- [REQUIRED ACTION]: When you have read the listing, copy all of it without any change.

- [SUPPLIED DATA]:
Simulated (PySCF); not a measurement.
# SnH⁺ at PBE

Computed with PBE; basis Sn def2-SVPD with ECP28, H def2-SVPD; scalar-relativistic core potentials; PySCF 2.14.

- [WRITTEN SOLUTION]:
Simulated (PySCF); not a measurement.
# SnH⁺ at PBE

Computed with PBE; basis Sn def2-SVPD with ECP28, H def2-SVPD; scalar-relativistic core potentials; PySCF 2.14.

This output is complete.